======== Dataset entries ========

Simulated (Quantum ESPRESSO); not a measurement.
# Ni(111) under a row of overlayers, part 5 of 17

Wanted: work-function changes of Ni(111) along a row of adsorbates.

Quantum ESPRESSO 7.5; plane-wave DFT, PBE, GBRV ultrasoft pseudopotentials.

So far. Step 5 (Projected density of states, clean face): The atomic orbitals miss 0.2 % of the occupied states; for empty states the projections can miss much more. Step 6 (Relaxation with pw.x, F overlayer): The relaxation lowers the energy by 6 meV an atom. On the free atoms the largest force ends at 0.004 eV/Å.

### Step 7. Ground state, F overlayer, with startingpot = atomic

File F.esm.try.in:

========

Requirement:
Reproduce, line for line, the material, starting at its first line, and end once the line holding "Quantum ESPRESSO 7.5;" has been output.

Answer box:
Simulated (Quantum ESPRESSO); not a measurement.
# Ni(111) under a row of overlayers, part 5 of 17

Wanted: work-function changes of Ni(111) along a row of adsorbates.

Quantum ESPRESSO 7.5; plane-wave DFT, PBE, GBRV ultrasoft pseudopotentials.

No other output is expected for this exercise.